▶ **Dataset content**:
--

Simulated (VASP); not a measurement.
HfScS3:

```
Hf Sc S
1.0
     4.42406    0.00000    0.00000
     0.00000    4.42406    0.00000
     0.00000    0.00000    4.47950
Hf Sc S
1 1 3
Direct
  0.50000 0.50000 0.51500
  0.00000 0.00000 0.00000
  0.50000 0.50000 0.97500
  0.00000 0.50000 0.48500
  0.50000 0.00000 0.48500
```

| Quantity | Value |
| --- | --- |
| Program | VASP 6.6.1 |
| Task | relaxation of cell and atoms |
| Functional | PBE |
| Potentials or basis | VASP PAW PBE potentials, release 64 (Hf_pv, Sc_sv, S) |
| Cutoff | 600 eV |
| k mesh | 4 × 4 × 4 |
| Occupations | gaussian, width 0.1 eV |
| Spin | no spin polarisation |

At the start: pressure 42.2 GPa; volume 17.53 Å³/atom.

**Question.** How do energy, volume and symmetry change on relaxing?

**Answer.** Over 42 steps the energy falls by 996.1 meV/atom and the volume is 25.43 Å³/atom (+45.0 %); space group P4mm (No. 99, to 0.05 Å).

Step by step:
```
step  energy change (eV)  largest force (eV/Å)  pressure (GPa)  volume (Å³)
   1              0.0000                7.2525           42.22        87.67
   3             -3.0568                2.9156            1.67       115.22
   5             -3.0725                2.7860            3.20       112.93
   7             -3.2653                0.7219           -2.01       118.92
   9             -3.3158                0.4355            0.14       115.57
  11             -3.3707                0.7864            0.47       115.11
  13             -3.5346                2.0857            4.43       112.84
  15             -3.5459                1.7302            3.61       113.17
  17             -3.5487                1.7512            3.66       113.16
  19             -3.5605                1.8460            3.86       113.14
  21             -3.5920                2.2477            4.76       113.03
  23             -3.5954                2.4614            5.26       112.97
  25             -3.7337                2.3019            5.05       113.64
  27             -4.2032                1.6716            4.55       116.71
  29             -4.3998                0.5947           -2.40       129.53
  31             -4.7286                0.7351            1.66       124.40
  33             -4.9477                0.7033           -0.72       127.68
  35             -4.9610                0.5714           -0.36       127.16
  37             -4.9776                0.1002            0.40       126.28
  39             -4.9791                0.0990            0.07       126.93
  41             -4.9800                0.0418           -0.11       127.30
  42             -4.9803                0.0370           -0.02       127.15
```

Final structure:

--

▶ **Activity**:
Transcribe, word for word, the data above from its first line through the line with "VASP 6.6.1 |", and include nothing else.

▶ **Answer area**:
Simulated (VASP); not a measurement.
HfScS3:

```
Hf Sc S
1.0
     4.42406    0.00000    0.00000
     0.00000    4.42406    0.00000
     0.00000    0.00000    4.47950
Hf Sc S
1 1 3
Direct
  0.50000 0.50000 0.51500
  0.00000 0.00000 0.00000
  0.50000 0.50000 0.97500
  0.00000 0.50000 0.48500
  0.50000 0.00000 0.48500
```

| Quantity | Value |
| --- | --- |
| Program | VASP 6.6.1 |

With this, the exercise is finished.